Retype the records below from their first line through the line containing "## The structure to begin with", and include nothing else.

------------------------------
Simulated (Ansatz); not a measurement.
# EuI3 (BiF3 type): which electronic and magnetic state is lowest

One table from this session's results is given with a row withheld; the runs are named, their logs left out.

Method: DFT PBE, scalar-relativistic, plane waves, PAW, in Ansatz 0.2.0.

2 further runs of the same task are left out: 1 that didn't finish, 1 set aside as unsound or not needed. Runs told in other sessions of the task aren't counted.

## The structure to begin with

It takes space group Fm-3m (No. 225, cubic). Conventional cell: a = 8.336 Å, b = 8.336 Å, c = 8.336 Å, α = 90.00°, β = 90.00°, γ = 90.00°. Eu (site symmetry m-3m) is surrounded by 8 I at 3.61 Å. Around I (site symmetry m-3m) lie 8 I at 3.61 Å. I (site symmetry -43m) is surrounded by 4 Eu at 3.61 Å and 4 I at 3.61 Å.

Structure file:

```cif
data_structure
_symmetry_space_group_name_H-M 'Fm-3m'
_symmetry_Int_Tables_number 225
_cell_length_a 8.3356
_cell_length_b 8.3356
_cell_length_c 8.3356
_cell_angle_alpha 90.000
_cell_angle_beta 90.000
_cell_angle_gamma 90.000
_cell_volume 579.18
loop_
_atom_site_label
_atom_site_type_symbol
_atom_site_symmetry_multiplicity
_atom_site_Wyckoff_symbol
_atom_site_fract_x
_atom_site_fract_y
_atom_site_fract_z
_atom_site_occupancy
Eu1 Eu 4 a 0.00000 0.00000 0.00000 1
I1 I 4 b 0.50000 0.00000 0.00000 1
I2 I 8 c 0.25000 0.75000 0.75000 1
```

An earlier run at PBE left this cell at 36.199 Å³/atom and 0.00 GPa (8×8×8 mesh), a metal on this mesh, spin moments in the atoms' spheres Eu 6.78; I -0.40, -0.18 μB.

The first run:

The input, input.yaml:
------------------------------

- **Answer space**:
Simulated (Ansatz); not a measurement.
# EuI3 (BiF3 type): which electronic and magnetic state is lowest

One table from this session's results is given with a row withheld; the runs are named, their logs left out.

Method: DFT PBE, scalar-relativistic, plane waves, PAW, in Ansatz 0.2.0.

2 further runs of the same task are left out: 1 that didn't finish, 1 set aside as unsound or not needed. Runs told in other sessions of the task aren't counted.

## The structure to begin with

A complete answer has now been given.